Required action>
In the listing below, find the line that contains "What is the" and the line that contains "### Step 1. The structure to begin with". Quote both and every line between them, exactly, and nothing more.

Extracted information>
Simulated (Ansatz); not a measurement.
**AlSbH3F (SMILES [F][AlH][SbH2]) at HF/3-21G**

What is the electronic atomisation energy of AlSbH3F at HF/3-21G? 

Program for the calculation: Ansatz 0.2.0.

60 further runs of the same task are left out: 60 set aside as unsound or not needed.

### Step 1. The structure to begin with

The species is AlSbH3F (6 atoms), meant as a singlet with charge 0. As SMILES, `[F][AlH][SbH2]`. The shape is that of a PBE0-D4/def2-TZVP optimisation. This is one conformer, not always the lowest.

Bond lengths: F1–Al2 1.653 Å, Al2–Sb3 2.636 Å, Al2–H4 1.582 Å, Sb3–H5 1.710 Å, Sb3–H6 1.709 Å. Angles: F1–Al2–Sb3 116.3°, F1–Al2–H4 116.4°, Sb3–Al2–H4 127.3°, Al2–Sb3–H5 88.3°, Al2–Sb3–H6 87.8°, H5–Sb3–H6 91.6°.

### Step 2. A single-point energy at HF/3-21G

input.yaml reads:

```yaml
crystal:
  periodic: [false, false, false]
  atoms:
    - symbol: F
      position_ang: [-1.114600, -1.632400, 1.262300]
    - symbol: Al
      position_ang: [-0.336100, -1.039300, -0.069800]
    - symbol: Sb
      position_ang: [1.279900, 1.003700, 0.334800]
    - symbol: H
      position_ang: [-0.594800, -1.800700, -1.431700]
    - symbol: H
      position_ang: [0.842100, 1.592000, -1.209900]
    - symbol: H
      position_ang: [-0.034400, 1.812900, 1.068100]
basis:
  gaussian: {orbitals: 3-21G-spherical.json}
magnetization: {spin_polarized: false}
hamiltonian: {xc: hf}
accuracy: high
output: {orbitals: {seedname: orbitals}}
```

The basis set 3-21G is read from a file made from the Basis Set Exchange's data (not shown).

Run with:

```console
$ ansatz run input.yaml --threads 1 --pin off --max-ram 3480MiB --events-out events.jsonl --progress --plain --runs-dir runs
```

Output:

Task solution>
What is the electronic atomisation energy of AlSbH3F at HF/3-21G? 

Program for the calculation: Ansatz 0.2.0.

60 further runs of the same task are left out: 60 set aside as unsound or not needed.

### Step 1. The structure to begin with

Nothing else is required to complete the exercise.